*Action item*: Reproduce the opening lines of the records exactly, up to and including the line in which "Space group P6_3/mmc" occurs.

*Data section*:
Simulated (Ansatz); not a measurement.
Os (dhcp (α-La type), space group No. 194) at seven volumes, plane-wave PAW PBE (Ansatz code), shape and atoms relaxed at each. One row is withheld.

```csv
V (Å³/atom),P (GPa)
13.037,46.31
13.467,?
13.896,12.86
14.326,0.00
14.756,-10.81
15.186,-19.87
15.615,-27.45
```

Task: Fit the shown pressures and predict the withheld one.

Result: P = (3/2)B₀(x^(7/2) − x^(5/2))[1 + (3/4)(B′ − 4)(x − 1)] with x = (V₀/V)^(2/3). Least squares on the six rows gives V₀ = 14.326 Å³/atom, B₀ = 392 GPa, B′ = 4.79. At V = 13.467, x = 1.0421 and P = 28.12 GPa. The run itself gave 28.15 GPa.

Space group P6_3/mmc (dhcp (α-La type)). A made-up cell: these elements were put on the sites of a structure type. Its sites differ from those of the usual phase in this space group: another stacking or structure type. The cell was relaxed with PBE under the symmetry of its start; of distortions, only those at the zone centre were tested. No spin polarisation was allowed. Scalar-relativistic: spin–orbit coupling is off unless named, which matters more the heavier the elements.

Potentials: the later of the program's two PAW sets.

*Written solution*:
Simulated (Ansatz); not a measurement.
Os (dhcp (α-La type), space group No. 194) at seven volumes, plane-wave PAW PBE (Ansatz code), shape and atoms relaxed at each. One row is withheld.

```csv
V (Å³/atom),P (GPa)
13.037,46.31
13.467,?
13.896,12.86
14.326,0.00
14.756,-10.81
15.186,-19.87
15.615,-27.45
```

Task: Fit the shown pressures and predict the withheld one.

Result: P = (3/2)B₀(x^(7/2) − x^(5/2))[1 + (3/4)(B′ − 4)(x − 1)] with x = (V₀/V)^(2/3). Least squares on the six rows gives V₀ = 14.326 Å³/atom, B₀ = 392 GPa, B′ = 4.79. At V = 13.467, x = 1.0421 and P = 28.12 GPa. The run itself gave 28.15 GPa.

Space group P6_3/mmc (dhcp (α-La type)). A made-up cell: these elements were put on the sites of a structure type. Its sites differ from those of the usual phase in this space group: another stacking or structure type. The cell was relaxed with PBE under the symmetry of its start; of distortions, only those at the zone centre were tested. No spin polarisation was allowed. Scalar-relativistic: spin–orbit coupling is off unless named, which matters more the heavier the elements.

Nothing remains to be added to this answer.